Listed records ->
*** Block opens ***

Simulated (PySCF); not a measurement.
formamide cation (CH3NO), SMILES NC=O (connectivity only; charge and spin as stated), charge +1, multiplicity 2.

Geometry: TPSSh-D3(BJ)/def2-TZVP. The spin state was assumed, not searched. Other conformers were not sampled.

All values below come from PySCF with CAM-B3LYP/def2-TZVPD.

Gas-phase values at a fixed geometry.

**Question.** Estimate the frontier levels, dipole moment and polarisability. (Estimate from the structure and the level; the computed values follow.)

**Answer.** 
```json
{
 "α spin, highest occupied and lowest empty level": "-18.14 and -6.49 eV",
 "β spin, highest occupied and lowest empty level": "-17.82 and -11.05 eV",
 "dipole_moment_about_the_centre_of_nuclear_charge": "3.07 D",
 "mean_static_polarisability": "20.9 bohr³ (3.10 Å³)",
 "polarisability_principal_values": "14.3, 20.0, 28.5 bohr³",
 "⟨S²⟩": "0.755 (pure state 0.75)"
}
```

*** Block closes ***

Work instruction ->
Nothing beyond the line containing "Gas-phase values at a fixed geometry." is to be output; the lines above, from the first one onward to that line, are to be transcribed exactly.

Response ->
Simulated (PySCF); not a measurement.
formamide cation (CH3NO), SMILES NC=O (connectivity only; charge and spin as stated), charge +1, multiplicity 2.

Geometry: TPSSh-D3(BJ)/def2-TZVP. The spin state was assumed, not searched. Other conformers were not sampled.

All values below come from PySCF with CAM-B3LYP/def2-TZVPD.

Gas-phase values at a fixed geometry.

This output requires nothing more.